» Assigned task: Start at the first line of the material. Repeat each line exactly through the one containing "Energies in kcal/mol.", then stop.

» Given data:
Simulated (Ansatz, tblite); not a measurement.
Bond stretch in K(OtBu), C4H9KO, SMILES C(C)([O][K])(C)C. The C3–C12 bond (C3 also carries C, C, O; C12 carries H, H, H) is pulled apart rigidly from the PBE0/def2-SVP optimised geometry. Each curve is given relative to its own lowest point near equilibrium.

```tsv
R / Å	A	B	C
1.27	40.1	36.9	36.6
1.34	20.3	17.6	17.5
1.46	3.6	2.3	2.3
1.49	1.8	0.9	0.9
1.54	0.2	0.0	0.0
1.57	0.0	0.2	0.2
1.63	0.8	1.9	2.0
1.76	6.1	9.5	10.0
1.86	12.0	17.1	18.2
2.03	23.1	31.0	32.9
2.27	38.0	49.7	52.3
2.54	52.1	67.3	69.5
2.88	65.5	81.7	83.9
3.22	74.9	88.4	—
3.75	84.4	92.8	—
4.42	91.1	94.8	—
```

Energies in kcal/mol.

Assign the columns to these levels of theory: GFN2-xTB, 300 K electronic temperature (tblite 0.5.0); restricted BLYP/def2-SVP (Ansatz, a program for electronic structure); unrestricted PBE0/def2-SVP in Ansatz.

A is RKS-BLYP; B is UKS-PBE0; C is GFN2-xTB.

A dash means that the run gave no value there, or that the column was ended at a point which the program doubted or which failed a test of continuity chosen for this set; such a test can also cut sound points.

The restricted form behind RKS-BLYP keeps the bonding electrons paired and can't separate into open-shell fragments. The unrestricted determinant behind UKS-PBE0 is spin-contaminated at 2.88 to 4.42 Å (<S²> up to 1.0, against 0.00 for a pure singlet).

» Task answer:
Simulated (Ansatz, tblite); not a measurement.
Bond stretch in K(OtBu), C4H9KO, SMILES C(C)([O][K])(C)C. The C3–C12 bond (C3 also carries C, C, O; C12 carries H, H, H) is pulled apart rigidly from the PBE0/def2-SVP optimised geometry. Each curve is given relative to its own lowest point near equilibrium.

```tsv
R / Å	A	B	C
1.27	40.1	36.9	36.6
1.34	20.3	17.6	17.5
1.46	3.6	2.3	2.3
1.49	1.8	0.9	0.9
1.54	0.2	0.0	0.0
1.57	0.0	0.2	0.2
1.63	0.8	1.9	2.0
1.76	6.1	9.5	10.0
1.86	12.0	17.1	18.2
2.03	23.1	31.0	32.9
2.27	38.0	49.7	52.3
2.54	52.1	67.3	69.5
2.88	65.5	81.7	83.9
3.22	74.9	88.4	—
3.75	84.4	92.8	—
4.42	91.1	94.8	—
```

Energies in kcal/mol.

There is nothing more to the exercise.